-------- EXTRACTED RECORDS
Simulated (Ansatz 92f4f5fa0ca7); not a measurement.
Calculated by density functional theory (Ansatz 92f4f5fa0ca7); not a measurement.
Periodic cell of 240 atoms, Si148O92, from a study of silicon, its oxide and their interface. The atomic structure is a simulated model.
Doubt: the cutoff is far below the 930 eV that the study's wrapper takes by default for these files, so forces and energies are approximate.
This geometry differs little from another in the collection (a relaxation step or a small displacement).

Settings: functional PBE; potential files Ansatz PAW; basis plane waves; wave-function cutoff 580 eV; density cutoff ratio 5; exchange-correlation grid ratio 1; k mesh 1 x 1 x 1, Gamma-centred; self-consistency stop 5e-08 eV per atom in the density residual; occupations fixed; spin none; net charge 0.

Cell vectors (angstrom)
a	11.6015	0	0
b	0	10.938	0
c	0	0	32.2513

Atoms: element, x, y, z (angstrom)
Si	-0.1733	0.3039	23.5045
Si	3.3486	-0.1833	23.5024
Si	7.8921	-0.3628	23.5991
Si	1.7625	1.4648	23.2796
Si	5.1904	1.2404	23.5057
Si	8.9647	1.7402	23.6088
----------------

[BRIEF]
I would like you to output every record exactly as written.

[EXPECTED ANSWER]
Simulated (Ansatz 92f4f5fa0ca7); not a measurement.
Calculated by density functional theory (Ansatz 92f4f5fa0ca7); not a measurement.
Periodic cell of 240 atoms, Si148O92, from a study of silicon, its oxide and their interface. The atomic structure is a simulated model.
Doubt: the cutoff is far below the 930 eV that the study's wrapper takes by default for these files, so forces and energies are approximate.
This geometry differs little from another in the collection (a relaxation step or a small displacement).

Settings: functional PBE; potential files Ansatz PAW; basis plane waves; wave-function cutoff 580 eV; density cutoff ratio 5; exchange-correlation grid ratio 1; k mesh 1 x 1 x 1, Gamma-centred; self-consistency stop 5e-08 eV per atom in the density residual; occupations fixed; spin none; net charge 0.

Cell vectors (angstrom)
a	11.6015	0	0
b	0	10.938	0
c	0	0	32.2513

Atoms: element, x, y, z (angstrom)
Si	-0.1733	0.3039	23.5045
Si	3.3486	-0.1833	23.5024
Si	7.8921	-0.3628	23.5991
Si	1.7625	1.4648	23.2796
Si	5.1904	1.2404	23.5057
Si	8.9647	1.7402	23.6088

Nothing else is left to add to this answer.